Data:
##############################
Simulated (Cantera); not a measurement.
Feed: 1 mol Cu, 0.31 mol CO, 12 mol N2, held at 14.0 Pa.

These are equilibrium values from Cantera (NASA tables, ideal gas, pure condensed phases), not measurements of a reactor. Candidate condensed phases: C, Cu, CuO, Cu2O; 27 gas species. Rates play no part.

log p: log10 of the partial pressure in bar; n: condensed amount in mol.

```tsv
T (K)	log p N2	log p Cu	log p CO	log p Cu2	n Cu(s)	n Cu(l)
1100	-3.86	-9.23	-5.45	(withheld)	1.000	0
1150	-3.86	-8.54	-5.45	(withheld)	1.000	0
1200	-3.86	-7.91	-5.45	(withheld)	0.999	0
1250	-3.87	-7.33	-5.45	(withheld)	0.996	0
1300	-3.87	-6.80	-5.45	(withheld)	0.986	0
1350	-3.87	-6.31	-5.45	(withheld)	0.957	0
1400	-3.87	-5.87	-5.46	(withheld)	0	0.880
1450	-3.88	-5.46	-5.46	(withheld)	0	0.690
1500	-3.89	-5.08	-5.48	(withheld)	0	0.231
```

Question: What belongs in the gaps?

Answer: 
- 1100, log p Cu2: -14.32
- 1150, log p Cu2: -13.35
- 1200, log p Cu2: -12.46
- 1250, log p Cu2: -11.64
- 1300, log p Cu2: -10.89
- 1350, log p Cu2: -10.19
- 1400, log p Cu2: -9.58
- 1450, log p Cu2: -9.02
##############################

Exercise:
Once you have read the records above, please copy them out exactly.

Exercise answer:
Simulated (Cantera); not a measurement.
Feed: 1 mol Cu, 0.31 mol CO, 12 mol N2, held at 14.0 Pa.

These are equilibrium values from Cantera (NASA tables, ideal gas, pure condensed phases), not measurements of a reactor. Candidate condensed phases: C, Cu, CuO, Cu2O; 27 gas species. Rates play no part.

log p: log10 of the partial pressure in bar; n: condensed amount in mol.

```tsv
T (K)	log p N2	log p Cu	log p CO	log p Cu2	n Cu(s)	n Cu(l)
1100	-3.86	-9.23	-5.45	(withheld)	1.000	0
1150	-3.86	-8.54	-5.45	(withheld)	1.000	0
1200	-3.86	-7.91	-5.45	(withheld)	0.999	0
1250	-3.87	-7.33	-5.45	(withheld)	0.996	0
1300	-3.87	-6.80	-5.45	(withheld)	0.986	0
1350	-3.87	-6.31	-5.45	(withheld)	0.957	0
1400	-3.87	-5.87	-5.46	(withheld)	0	0.880
1450	-3.88	-5.46	-5.46	(withheld)	0	0.690
1500	-3.89	-5.08	-5.48	(withheld)	0	0.231
```

Question: What belongs in the gaps?

Answer: 
- 1100, log p Cu2: -14.32
- 1150, log p Cu2: -13.35
- 1200, log p Cu2: -12.46
- 1250, log p Cu2: -11.64
- 1300, log p Cu2: -10.89
- 1350, log p Cu2: -10.19
- 1400, log p Cu2: -9.58
- 1450, log p Cu2: -9.02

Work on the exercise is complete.